Information given:
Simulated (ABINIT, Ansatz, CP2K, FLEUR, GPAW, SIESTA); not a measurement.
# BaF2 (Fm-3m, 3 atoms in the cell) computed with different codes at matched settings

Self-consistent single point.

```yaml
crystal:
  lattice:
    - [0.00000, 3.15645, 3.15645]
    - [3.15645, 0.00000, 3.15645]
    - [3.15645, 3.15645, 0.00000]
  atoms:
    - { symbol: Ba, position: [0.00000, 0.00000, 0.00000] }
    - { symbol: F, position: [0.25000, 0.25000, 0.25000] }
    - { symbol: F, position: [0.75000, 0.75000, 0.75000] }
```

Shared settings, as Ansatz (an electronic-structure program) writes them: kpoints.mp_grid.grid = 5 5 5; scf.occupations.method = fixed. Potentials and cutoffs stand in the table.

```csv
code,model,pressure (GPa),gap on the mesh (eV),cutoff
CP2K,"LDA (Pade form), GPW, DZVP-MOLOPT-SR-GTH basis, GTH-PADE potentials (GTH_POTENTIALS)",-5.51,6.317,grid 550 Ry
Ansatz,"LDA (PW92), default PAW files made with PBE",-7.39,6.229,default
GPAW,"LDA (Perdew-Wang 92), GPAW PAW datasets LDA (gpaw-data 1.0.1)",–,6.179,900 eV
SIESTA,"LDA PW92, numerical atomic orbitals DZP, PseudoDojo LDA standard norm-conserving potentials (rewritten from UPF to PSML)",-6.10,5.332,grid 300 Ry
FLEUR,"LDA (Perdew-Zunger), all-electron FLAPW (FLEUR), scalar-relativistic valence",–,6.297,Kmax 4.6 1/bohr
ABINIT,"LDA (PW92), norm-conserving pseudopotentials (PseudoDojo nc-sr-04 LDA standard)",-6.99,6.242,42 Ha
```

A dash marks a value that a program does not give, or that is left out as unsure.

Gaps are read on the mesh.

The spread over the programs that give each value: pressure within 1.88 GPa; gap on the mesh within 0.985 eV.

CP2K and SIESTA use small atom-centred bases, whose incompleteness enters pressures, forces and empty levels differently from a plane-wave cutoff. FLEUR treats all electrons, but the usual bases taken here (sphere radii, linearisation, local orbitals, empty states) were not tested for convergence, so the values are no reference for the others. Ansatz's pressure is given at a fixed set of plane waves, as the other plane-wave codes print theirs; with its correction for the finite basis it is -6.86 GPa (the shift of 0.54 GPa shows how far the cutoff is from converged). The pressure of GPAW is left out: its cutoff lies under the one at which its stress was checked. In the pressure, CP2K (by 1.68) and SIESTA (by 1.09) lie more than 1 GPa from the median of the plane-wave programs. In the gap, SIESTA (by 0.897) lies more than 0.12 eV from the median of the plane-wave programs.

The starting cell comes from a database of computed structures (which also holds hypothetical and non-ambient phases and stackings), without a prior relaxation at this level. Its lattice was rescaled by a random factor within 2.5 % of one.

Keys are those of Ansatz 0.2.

Work instruction: Your reply must contain exactly the lines from the first line of the data through the line holding "The spread over", and nothing more.

Exercise answer:
Simulated (ABINIT, Ansatz, CP2K, FLEUR, GPAW, SIESTA); not a measurement.
# BaF2 (Fm-3m, 3 atoms in the cell) computed with different codes at matched settings

Self-consistent single point.

```yaml
crystal:
  lattice:
    - [0.00000, 3.15645, 3.15645]
    - [3.15645, 0.00000, 3.15645]
    - [3.15645, 3.15645, 0.00000]
  atoms:
    - { symbol: Ba, position: [0.00000, 0.00000, 0.00000] }
    - { symbol: F, position: [0.25000, 0.25000, 0.25000] }
    - { symbol: F, position: [0.75000, 0.75000, 0.75000] }
```

Shared settings, as Ansatz (an electronic-structure program) writes them: kpoints.mp_grid.grid = 5 5 5; scf.occupations.method = fixed. Potentials and cutoffs stand in the table.

```csv
code,model,pressure (GPa),gap on the mesh (eV),cutoff
CP2K,"LDA (Pade form), GPW, DZVP-MOLOPT-SR-GTH basis, GTH-PADE potentials (GTH_POTENTIALS)",-5.51,6.317,grid 550 Ry
Ansatz,"LDA (PW92), default PAW files made with PBE",-7.39,6.229,default
GPAW,"LDA (Perdew-Wang 92), GPAW PAW datasets LDA (gpaw-data 1.0.1)",–,6.179,900 eV
SIESTA,"LDA PW92, numerical atomic orbitals DZP, PseudoDojo LDA standard norm-conserving potentials (rewritten from UPF to PSML)",-6.10,5.332,grid 300 Ry
FLEUR,"LDA (Perdew-Zunger), all-electron FLAPW (FLEUR), scalar-relativistic valence",–,6.297,Kmax 4.6 1/bohr
ABINIT,"LDA (PW92), norm-conserving pseudopotentials (PseudoDojo nc-sr-04 LDA standard)",-6.99,6.242,42 Ha
```

A dash marks a value that a program does not give, or that is left out as unsure.

Gaps are read on the mesh.

The spread over the programs that give each value: pressure within 1.88 GPa; gap on the mesh within 0.985 eV.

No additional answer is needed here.